**Brief**
Every line of the listing must be repeated exactly.

**Given records**
↓↓↓

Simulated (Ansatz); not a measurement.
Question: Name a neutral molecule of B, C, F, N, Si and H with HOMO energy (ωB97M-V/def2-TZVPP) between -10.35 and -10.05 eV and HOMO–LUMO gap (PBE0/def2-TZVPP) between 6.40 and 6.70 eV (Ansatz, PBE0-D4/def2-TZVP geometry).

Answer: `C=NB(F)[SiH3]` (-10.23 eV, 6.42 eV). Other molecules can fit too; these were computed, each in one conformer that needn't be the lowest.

↑↑↑

**Response area**
Simulated (Ansatz); not a measurement.
Question: Name a neutral molecule of B, C, F, N, Si and H with HOMO energy (ωB97M-V/def2-TZVPP) between -10.35 and -10.05 eV and HOMO–LUMO gap (PBE0/def2-TZVPP) between 6.40 and 6.70 eV (Ansatz, PBE0-D4/def2-TZVP geometry).

Answer: `C=NB(F)[SiH3]` (-10.23 eV, 6.42 eV). Other molecules can fit too; these were computed, each in one conformer that needn't be the lowest.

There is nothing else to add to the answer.